Activity:
Output every record word for word.

[[ Supplied records open ]]

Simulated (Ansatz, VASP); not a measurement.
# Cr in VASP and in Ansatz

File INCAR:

[[ Supplied records closed ]]

Problem solution:
Simulated (Ansatz, VASP); not a measurement.
# Cr in VASP and in Ansatz

File INCAR:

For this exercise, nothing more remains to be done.